- Work order:
Output all records verbatim.

- Extracted information:
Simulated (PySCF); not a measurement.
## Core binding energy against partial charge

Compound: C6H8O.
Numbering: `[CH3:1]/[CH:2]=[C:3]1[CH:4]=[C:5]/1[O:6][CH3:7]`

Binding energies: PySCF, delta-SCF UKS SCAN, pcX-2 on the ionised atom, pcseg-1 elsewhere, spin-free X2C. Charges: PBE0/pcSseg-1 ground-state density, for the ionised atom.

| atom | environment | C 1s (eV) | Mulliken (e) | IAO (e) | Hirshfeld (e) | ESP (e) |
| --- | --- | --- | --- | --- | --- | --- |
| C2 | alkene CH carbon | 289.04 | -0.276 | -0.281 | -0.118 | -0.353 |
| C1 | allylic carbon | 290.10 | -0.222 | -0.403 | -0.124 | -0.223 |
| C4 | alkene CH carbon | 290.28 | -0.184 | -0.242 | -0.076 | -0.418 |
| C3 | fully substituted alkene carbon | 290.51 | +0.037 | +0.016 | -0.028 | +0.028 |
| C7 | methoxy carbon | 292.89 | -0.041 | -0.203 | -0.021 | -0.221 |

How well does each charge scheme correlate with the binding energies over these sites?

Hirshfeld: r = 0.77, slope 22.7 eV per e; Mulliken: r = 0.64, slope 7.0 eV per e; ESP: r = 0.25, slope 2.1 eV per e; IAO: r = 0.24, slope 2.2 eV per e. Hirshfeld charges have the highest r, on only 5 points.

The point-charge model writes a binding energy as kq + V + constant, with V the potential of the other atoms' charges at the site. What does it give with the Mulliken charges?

- Response area:
Simulated (PySCF); not a measurement.
## Core binding energy against partial charge

Compound: C6H8O.
Numbering: `[CH3:1]/[CH:2]=[C:3]1[CH:4]=[C:5]/1[O:6][CH3:7]`

Binding energies: PySCF, delta-SCF UKS SCAN, pcX-2 on the ionised atom, pcseg-1 elsewhere, spin-free X2C. Charges: PBE0/pcSseg-1 ground-state density, for the ionised atom.

| atom | environment | C 1s (eV) | Mulliken (e) | IAO (e) | Hirshfeld (e) | ESP (e) |
| --- | --- | --- | --- | --- | --- | --- |
| C2 | alkene CH carbon | 289.04 | -0.276 | -0.281 | -0.118 | -0.353 |
| C1 | allylic carbon | 290.10 | -0.222 | -0.403 | -0.124 | -0.223 |
| C4 | alkene CH carbon | 290.28 | -0.184 | -0.242 | -0.076 | -0.418 |
| C3 | fully substituted alkene carbon | 290.51 | +0.037 | +0.016 | -0.028 | +0.028 |
| C7 | methoxy carbon | 292.89 | -0.041 | -0.203 | -0.021 | -0.221 |

How well does each charge scheme correlate with the binding energies over these sites?

Hirshfeld: r = 0.77, slope 22.7 eV per e; Mulliken: r = 0.64, slope 7.0 eV per e; ESP: r = 0.25, slope 2.1 eV per e; IAO: r = 0.24, slope 2.2 eV per e. Hirshfeld charges have the highest r, on only 5 points.

The point-charge model writes a binding energy as kq + V + constant, with V the potential of the other atoms' charges at the site. What does it give with the Mulliken charges?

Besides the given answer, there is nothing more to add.